##############################

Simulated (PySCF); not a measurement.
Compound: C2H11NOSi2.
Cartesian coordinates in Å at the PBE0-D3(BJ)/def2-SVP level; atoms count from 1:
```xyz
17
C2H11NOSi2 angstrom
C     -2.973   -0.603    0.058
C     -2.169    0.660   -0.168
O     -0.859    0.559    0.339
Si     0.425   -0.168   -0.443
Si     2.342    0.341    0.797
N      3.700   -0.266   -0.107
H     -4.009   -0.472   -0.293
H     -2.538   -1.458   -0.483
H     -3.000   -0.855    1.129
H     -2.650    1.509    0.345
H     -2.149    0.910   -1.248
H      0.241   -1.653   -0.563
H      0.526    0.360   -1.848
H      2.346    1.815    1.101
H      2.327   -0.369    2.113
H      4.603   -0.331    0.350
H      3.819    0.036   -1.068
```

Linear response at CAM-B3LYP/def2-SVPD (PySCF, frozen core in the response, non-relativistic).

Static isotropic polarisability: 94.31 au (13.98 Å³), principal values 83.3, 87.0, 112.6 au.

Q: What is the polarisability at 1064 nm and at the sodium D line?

##############################

* [Work instruction]:
Could you restate, word for word, the lines above from the one with "Compound: C2H11NOSi2." to the one with "Linear response at", both included?

* [Result]:
Compound: C2H11NOSi2.
Cartesian coordinates in Å at the PBE0-D3(BJ)/def2-SVP level; atoms count from 1:
```xyz
17
C2H11NOSi2 angstrom
C     -2.973   -0.603    0.058
C     -2.169    0.660   -0.168
O     -0.859    0.559    0.339
Si     0.425   -0.168   -0.443
Si     2.342    0.341    0.797
N      3.700   -0.266   -0.107
H     -4.009   -0.472   -0.293
H     -2.538   -1.458   -0.483
H     -3.000   -0.855    1.129
H     -2.650    1.509    0.345
H     -2.149    0.910   -1.248
H      0.241   -1.653   -0.563
H      0.526    0.360   -1.848
H      2.346    1.815    1.101
H      2.327   -0.369    2.113
H      4.603   -0.331    0.350
H      3.819    0.036   -1.068
```

Linear response at CAM-B3LYP/def2-SVPD (PySCF, frozen core in the response, non-relativistic).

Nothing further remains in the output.